> **Exercise data**:
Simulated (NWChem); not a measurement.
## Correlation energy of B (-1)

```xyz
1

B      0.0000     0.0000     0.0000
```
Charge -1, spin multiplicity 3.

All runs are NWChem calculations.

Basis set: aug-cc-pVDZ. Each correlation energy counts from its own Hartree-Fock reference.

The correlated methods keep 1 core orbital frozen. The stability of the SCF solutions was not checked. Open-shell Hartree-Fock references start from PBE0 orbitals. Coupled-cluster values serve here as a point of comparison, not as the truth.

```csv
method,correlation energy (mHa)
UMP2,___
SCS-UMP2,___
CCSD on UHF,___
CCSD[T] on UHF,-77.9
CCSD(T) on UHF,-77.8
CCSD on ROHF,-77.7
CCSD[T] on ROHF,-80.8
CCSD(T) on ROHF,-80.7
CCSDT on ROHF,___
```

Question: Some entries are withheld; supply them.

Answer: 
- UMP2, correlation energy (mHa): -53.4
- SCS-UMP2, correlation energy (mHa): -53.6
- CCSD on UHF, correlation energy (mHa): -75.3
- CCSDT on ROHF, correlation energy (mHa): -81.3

> **Work instruction**: All lines from the beginning of the material above through the one with "Basis set: aug-cc-pVDZ." need to be returned exactly; please return those and only those.

> **Answer section**:
Simulated (NWChem); not a measurement.
## Correlation energy of B (-1)

```xyz
1

B      0.0000     0.0000     0.0000
```
Charge -1, spin multiplicity 3.

All runs are NWChem calculations.

Basis set: aug-cc-pVDZ. Each correlation energy counts from its own Hartree-Fock reference.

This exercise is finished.